Information given:

Content starts

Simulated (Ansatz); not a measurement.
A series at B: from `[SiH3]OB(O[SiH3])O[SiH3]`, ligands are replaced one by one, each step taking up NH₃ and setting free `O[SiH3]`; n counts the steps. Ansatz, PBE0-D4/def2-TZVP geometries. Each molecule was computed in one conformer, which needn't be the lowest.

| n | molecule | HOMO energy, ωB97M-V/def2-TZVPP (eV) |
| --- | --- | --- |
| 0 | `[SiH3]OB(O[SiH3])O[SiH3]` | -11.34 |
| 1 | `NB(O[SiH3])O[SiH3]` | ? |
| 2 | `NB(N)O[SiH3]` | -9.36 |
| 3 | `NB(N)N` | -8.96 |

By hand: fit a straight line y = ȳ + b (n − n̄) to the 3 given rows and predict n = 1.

Content ends

Brief: All of the material is to be copied word for word.

Task response:
Simulated (Ansatz); not a measurement.
A series at B: from `[SiH3]OB(O[SiH3])O[SiH3]`, ligands are replaced one by one, each step taking up NH₃ and setting free `O[SiH3]`; n counts the steps. Ansatz, PBE0-D4/def2-TZVP geometries. Each molecule was computed in one conformer, which needn't be the lowest.

| n | molecule | HOMO energy, ωB97M-V/def2-TZVPP (eV) |
| --- | --- | --- |
| 0 | `[SiH3]OB(O[SiH3])O[SiH3]` | -11.34 |
| 1 | `NB(O[SiH3])O[SiH3]` | ? |
| 2 | `NB(N)O[SiH3]` | -9.36 |
| 3 | `NB(N)N` | -8.96 |

By hand: fit a straight line y = ȳ + b (n − n̄) to the 3 given rows and predict n = 1.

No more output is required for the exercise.